▶ _ASSIGNMENT_
Give the listing again exactly as written.

▶ _RECORDS SHOWN_
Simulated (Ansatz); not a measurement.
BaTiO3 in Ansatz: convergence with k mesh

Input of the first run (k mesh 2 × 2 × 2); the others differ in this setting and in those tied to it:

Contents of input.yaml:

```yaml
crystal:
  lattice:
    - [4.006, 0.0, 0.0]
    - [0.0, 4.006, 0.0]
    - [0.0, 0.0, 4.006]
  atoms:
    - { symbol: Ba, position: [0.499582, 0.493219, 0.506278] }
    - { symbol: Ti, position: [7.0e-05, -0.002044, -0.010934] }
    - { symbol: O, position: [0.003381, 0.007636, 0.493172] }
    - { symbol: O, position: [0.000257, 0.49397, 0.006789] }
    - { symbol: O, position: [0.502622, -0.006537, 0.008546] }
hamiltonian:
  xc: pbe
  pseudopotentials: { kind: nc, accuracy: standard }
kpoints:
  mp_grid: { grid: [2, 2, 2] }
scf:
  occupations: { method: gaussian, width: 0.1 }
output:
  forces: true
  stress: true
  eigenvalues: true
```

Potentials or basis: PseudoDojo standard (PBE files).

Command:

▶ _WRITTEN REPLY_
Simulated (Ansatz); not a measurement.
BaTiO3 in Ansatz: convergence with k mesh

Input of the first run (k mesh 2 × 2 × 2); the others differ in this setting and in those tied to it:

Contents of input.yaml:

```yaml
crystal:
  lattice:
    - [4.006, 0.0, 0.0]
    - [0.0, 4.006, 0.0]
    - [0.0, 0.0, 4.006]
  atoms:
    - { symbol: Ba, position: [0.499582, 0.493219, 0.506278] }
    - { symbol: Ti, position: [7.0e-05, -0.002044, -0.010934] }
    - { symbol: O, position: [0.003381, 0.007636, 0.493172] }
    - { symbol: O, position: [0.000257, 0.49397, 0.006789] }
    - { symbol: O, position: [0.502622, -0.006537, 0.008546] }
hamiltonian:
  xc: pbe
  pseudopotentials: { kind: nc, accuracy: standard }
kpoints:
  mp_grid: { grid: [2, 2, 2] }
scf:
  occupations: { method: gaussian, width: 0.1 }
output:
  forces: true
  stress: true
  eigenvalues: true
```

Potentials or basis: PseudoDojo standard (PBE files).

Command:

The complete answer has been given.